=== Data ===

== == ==

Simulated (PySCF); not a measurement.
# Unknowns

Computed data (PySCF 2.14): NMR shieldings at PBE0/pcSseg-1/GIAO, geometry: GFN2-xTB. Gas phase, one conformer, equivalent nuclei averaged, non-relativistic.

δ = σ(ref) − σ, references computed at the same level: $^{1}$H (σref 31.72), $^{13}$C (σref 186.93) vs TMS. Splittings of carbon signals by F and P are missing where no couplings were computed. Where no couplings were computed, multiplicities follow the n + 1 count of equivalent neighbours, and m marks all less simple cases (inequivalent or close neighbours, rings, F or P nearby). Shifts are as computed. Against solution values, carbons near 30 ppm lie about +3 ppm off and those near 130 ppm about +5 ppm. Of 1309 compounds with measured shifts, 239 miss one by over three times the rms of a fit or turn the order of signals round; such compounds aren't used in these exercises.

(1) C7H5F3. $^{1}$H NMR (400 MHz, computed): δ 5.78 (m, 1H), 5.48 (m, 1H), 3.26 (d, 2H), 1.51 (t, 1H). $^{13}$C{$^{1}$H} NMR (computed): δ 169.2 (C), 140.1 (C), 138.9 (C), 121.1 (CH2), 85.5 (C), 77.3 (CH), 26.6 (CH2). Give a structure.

== == ==

For each record above, write it out again exactly.

=== Answer section ===
Simulated (PySCF); not a measurement.
# Unknowns

Computed data (PySCF 2.14): NMR shieldings at PBE0/pcSseg-1/GIAO, geometry: GFN2-xTB. Gas phase, one conformer, equivalent nuclei averaged, non-relativistic.

δ = σ(ref) − σ, references computed at the same level: $^{1}$H (σref 31.72), $^{13}$C (σref 186.93) vs TMS. Splittings of carbon signals by F and P are missing where no couplings were computed. Where no couplings were computed, multiplicities follow the n + 1 count of equivalent neighbours, and m marks all less simple cases (inequivalent or close neighbours, rings, F or P nearby). Shifts are as computed. Against solution values, carbons near 30 ppm lie about +3 ppm off and those near 130 ppm about +5 ppm. Of 1309 compounds with measured shifts, 239 miss one by over three times the rms of a fit or turn the order of signals round; such compounds aren't used in these exercises.

(1) C7H5F3. $^{1}$H NMR (400 MHz, computed): δ 5.78 (m, 1H), 5.48 (m, 1H), 3.26 (d, 2H), 1.51 (t, 1H). $^{13}$C{$^{1}$H} NMR (computed): δ 169.2 (C), 140.1 (C), 138.9 (C), 121.1 (CH2), 85.5 (C), 77.3 (CH), 26.6 (CH2). Give a structure.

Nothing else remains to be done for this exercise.